━━━━━ Data section

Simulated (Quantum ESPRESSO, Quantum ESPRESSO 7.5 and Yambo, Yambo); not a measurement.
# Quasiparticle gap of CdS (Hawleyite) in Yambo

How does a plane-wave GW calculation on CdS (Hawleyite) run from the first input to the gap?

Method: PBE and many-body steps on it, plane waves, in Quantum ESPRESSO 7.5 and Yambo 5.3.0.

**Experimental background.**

━━━━━━━━━━

# Work task
All of the entries should be repeated word for word.

# Worked solution
Simulated (Quantum ESPRESSO, Quantum ESPRESSO 7.5 and Yambo, Yambo); not a measurement.
# Quasiparticle gap of CdS (Hawleyite) in Yambo

How does a plane-wave GW calculation on CdS (Hawleyite) run from the first input to the gap?

Method: PBE and many-body steps on it, plane waves, in Quantum ESPRESSO 7.5 and Yambo 5.3.0.

**Experimental background.**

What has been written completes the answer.